▶ EXERCISE
Retype all of the records shown beneath this task, exactly as they stand.

### DATA TO EXAMINE ###

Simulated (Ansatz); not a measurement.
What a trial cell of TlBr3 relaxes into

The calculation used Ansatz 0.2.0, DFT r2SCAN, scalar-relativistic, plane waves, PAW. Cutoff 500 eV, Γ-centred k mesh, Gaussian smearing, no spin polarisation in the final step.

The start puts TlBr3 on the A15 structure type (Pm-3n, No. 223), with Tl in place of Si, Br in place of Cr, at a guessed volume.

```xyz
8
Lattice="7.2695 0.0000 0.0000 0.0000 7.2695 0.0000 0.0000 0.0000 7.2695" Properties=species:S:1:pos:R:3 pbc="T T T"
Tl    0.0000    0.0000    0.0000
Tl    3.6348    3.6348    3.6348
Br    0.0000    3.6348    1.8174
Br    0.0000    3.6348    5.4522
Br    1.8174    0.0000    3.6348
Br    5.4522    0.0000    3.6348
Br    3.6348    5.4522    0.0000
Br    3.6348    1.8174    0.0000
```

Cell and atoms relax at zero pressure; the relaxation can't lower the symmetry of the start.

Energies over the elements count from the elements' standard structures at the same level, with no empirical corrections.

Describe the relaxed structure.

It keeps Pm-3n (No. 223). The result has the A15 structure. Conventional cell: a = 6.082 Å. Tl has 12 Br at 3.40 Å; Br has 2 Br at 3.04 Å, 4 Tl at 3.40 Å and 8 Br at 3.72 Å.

###

▶ EXERCISE SOLUTION
Simulated (Ansatz); not a measurement.
What a trial cell of TlBr3 relaxes into

The calculation used Ansatz 0.2.0, DFT r2SCAN, scalar-relativistic, plane waves, PAW. Cutoff 500 eV, Γ-centred k mesh, Gaussian smearing, no spin polarisation in the final step.

The start puts TlBr3 on the A15 structure type (Pm-3n, No. 223), with Tl in place of Si, Br in place of Cr, at a guessed volume.

```xyz
8
Lattice="7.2695 0.0000 0.0000 0.0000 7.2695 0.0000 0.0000 0.0000 7.2695" Properties=species:S:1:pos:R:3 pbc="T T T"
Tl    0.0000    0.0000    0.0000
Tl    3.6348    3.6348    3.6348
Br    0.0000    3.6348    1.8174
Br    0.0000    3.6348    5.4522
Br    1.8174    0.0000    3.6348
Br    5.4522    0.0000    3.6348
Br    3.6348    5.4522    0.0000
Br    3.6348    1.8174    0.0000
```

Cell and atoms relax at zero pressure; the relaxation can't lower the symmetry of the start.

Energies over the elements count from the elements' standard structures at the same level, with no empirical corrections.

Describe the relaxed structure.

It keeps Pm-3n (No. 223). The result has the A15 structure. Conventional cell: a = 6.082 Å. Tl has 12 Br at 3.40 Å; Br has 2 Br at 3.04 Å, 4 Tl at 3.40 Å and 8 Br at 3.72 Å.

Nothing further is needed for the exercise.